(Exercise)
Return every line below exactly, leaving nothing out.

(Data for analysis)
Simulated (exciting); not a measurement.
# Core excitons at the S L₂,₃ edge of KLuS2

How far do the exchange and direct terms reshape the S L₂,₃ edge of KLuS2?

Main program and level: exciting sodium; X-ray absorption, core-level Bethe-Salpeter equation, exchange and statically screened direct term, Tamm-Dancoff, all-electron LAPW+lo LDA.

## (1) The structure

(Response)
Simulated (exciting); not a measurement.
# Core excitons at the S L₂,₃ edge of KLuS2

How far do the exchange and direct terms reshape the S L₂,₃ edge of KLuS2?

Main program and level: exciting sodium; X-ray absorption, core-level Bethe-Salpeter equation, exchange and statically screened direct term, Tamm-Dancoff, all-electron LAPW+lo LDA.

## (1) The structure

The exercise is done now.